■ Dataset records
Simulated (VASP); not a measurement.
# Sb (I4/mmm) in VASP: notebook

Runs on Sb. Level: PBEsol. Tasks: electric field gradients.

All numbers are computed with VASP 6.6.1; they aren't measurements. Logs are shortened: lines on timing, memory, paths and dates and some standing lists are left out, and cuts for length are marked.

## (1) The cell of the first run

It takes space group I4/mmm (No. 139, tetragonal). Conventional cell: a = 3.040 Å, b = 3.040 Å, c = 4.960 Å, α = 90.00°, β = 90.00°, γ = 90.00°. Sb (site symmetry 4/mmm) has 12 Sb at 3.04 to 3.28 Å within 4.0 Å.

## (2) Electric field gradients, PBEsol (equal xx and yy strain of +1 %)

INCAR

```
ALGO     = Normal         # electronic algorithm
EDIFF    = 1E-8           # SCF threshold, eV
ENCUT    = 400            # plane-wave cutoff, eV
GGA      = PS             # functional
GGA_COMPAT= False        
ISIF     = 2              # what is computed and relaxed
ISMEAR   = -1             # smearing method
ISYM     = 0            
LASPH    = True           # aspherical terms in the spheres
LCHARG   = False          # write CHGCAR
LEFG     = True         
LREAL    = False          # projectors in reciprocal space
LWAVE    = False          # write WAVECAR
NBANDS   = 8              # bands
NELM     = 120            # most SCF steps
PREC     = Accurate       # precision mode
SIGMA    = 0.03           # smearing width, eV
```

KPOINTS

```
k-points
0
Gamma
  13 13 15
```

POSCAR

■ Work instruction
Would you retype the lines above from the one with "It takes space" down to the one with "## (2) Electric", word for word, both ends included and no other lines?

■ Written solution
It takes space group I4/mmm (No. 139, tetragonal). Conventional cell: a = 3.040 Å, b = 3.040 Å, c = 4.960 Å, α = 90.00°, β = 90.00°, γ = 90.00°. Sb (site symmetry 4/mmm) has 12 Sb at 3.04 to 3.28 Å within 4.0 Å.

## (2) Electric field gradients, PBEsol (equal xx and yy strain of +1 %)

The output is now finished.